(Brief)
Reproduce word for word, from the entries below, the line with "One setting is", the line with "Left out are", and every line between them, and nothing more.

Supplied data START

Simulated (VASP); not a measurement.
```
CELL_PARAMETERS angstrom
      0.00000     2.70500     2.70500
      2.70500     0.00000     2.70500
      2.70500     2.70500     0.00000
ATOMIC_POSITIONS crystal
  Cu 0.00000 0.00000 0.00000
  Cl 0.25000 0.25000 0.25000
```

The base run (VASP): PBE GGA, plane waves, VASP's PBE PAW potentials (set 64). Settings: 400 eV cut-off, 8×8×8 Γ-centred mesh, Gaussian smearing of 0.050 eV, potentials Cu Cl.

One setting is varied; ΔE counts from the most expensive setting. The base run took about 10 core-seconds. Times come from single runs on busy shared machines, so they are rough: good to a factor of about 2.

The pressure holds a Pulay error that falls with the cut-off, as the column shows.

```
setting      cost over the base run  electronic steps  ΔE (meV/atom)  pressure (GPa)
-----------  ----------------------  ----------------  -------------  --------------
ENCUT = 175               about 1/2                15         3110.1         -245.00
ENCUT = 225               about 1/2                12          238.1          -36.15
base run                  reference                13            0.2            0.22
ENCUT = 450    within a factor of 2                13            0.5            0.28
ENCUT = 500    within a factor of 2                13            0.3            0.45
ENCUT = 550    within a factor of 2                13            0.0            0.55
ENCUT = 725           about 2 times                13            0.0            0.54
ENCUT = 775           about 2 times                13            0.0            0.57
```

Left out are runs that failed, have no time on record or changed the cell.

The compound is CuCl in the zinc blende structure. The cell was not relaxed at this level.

Supplied data END

(Exercise result)
One setting is varied; ΔE counts from the most expensive setting. The base run took about 10 core-seconds. Times come from single runs on busy shared machines, so they are rough: good to a factor of about 2.

The pressure holds a Pulay error that falls with the cut-off, as the column shows.

```
setting      cost over the base run  electronic steps  ΔE (meV/atom)  pressure (GPa)
-----------  ----------------------  ----------------  -------------  --------------
ENCUT = 175               about 1/2                15         3110.1         -245.00
ENCUT = 225               about 1/2                12          238.1          -36.15
base run                  reference                13            0.2            0.22
ENCUT = 450    within a factor of 2                13            0.5            0.28
ENCUT = 500    within a factor of 2                13            0.3            0.45
ENCUT = 550    within a factor of 2                13            0.0            0.55
ENCUT = 725           about 2 times                13            0.0            0.54
ENCUT = 775           about 2 times                13            0.0            0.57
```

Left out are runs that failed, have no time on record or changed the cell.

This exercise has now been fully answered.